● **Work order**
Each record should be given back exactly, with none missing.

● **Extracted data**
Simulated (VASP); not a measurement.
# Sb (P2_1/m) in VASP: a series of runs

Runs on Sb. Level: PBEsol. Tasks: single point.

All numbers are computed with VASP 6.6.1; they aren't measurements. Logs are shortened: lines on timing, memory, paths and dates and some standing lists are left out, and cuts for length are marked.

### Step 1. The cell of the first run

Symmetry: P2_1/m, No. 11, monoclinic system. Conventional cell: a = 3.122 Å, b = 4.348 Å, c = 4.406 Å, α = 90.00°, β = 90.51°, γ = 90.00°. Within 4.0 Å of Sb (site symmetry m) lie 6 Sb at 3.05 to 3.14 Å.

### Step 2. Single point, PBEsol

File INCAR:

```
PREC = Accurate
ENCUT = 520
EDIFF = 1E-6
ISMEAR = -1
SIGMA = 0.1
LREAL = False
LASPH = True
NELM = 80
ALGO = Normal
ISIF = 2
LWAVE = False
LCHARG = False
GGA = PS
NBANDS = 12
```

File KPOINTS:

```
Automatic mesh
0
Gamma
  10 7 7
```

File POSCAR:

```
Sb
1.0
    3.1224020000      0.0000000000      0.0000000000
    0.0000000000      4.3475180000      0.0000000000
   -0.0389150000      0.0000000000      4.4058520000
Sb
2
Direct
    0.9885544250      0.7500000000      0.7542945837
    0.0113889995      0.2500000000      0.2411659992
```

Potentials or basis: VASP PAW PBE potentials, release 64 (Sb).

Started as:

● **Expected answer**
Simulated (VASP); not a measurement.
# Sb (P2_1/m) in VASP: a series of runs

Runs on Sb. Level: PBEsol. Tasks: single point.

All numbers are computed with VASP 6.6.1; they aren't measurements. Logs are shortened: lines on timing, memory, paths and dates and some standing lists are left out, and cuts for length are marked.

### Step 1. The cell of the first run

Symmetry: P2_1/m, No. 11, monoclinic system. Conventional cell: a = 3.122 Å, b = 4.348 Å, c = 4.406 Å, α = 90.00°, β = 90.51°, γ = 90.00°. Within 4.0 Å of Sb (site symmetry m) lie 6 Sb at 3.05 to 3.14 Å.

### Step 2. Single point, PBEsol

File INCAR:

```
PREC = Accurate
ENCUT = 520
EDIFF = 1E-6
ISMEAR = -1
SIGMA = 0.1
LREAL = False
LASPH = True
NELM = 80
ALGO = Normal
ISIF = 2
LWAVE = False
LCHARG = False
GGA = PS
NBANDS = 12
```

File KPOINTS:

```
Automatic mesh
0
Gamma
  10 7 7
```

File POSCAR:

```
Sb
1.0
    3.1224020000      0.0000000000      0.0000000000
    0.0000000000      4.3475180000      0.0000000000
   -0.0389150000      0.0000000000      4.4058520000
Sb
2
Direct
    0.9885544250      0.7500000000      0.7542945837
    0.0113889995      0.2500000000      0.2411659992
```

Potentials or basis: VASP PAW PBE potentials, release 64 (Sb).

Started as:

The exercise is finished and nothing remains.